┌──
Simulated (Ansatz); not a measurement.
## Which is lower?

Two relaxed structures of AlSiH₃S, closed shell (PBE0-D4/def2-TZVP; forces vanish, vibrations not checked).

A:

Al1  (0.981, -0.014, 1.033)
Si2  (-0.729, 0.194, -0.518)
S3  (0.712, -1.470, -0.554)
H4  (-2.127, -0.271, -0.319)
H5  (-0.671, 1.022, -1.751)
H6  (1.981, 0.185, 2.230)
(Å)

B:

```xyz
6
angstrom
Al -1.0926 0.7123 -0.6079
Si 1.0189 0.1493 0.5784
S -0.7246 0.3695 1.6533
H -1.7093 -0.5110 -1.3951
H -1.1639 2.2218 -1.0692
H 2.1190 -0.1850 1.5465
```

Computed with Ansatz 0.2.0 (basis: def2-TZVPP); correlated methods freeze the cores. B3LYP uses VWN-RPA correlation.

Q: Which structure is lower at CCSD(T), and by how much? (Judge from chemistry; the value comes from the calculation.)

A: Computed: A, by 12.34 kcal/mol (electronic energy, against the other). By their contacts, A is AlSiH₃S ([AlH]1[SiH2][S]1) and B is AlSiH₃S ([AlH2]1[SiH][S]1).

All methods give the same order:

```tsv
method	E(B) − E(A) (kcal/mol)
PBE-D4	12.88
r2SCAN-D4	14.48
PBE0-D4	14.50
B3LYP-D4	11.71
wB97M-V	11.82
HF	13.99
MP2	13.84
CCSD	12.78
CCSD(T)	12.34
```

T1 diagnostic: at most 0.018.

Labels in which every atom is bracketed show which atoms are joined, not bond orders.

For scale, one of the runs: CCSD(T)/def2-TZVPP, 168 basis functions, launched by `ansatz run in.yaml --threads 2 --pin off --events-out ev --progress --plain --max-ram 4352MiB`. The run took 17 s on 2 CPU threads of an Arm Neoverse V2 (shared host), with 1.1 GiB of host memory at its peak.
└──

Brief: Everything from the first line of the listing above through the line holding "Computed with Ansatz" must be retyped exactly; nothing else belongs in the reply.

Task answer:
Simulated (Ansatz); not a measurement.
## Which is lower?

Two relaxed structures of AlSiH₃S, closed shell (PBE0-D4/def2-TZVP; forces vanish, vibrations not checked).

A:

Al1  (0.981, -0.014, 1.033)
Si2  (-0.729, 0.194, -0.518)
S3  (0.712, -1.470, -0.554)
H4  (-2.127, -0.271, -0.319)
H5  (-0.671, 1.022, -1.751)
H6  (1.981, 0.185, 2.230)
(Å)

B:

```xyz
6
angstrom
Al -1.0926 0.7123 -0.6079
Si 1.0189 0.1493 0.5784
S -0.7246 0.3695 1.6533
H -1.7093 -0.5110 -1.3951
H -1.1639 2.2218 -1.0692
H 2.1190 -0.1850 1.5465
```

Computed with Ansatz 0.2.0 (basis: def2-TZVPP); correlated methods freeze the cores. B3LYP uses VWN-RPA correlation.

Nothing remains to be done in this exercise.